(Assigned task)
Transcribe the records underneath word for word, and leave no line out.

*** Opening of Record extracts ***

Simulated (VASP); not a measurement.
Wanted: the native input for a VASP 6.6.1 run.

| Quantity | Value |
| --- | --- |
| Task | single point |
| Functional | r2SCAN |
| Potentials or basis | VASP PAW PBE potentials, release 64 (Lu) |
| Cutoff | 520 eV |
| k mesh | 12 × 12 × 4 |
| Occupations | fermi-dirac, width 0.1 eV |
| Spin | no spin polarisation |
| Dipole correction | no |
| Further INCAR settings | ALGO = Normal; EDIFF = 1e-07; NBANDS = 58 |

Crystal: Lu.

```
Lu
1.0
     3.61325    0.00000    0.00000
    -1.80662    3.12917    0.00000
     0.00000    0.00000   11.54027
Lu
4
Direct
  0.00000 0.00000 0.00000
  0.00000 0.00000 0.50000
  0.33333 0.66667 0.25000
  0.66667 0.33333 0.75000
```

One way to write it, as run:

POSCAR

*** Close of Record extracts ***

(Problem solution)
Simulated (VASP); not a measurement.
Wanted: the native input for a VASP 6.6.1 run.

| Quantity | Value |
| --- | --- |
| Task | single point |
| Functional | r2SCAN |
| Potentials or basis | VASP PAW PBE potentials, release 64 (Lu) |
| Cutoff | 520 eV |
| k mesh | 12 × 12 × 4 |
| Occupations | fermi-dirac, width 0.1 eV |
| Spin | no spin polarisation |
| Dipole correction | no |
| Further INCAR settings | ALGO = Normal; EDIFF = 1e-07; NBANDS = 58 |

Crystal: Lu.

```
Lu
1.0
     3.61325    0.00000    0.00000
    -1.80662    3.12917    0.00000
     0.00000    0.00000   11.54027
Lu
4
Direct
  0.00000 0.00000 0.00000
  0.00000 0.00000 0.50000
  0.33333 0.66667 0.25000
  0.66667 0.33333 0.75000
```

One way to write it, as run:

POSCAR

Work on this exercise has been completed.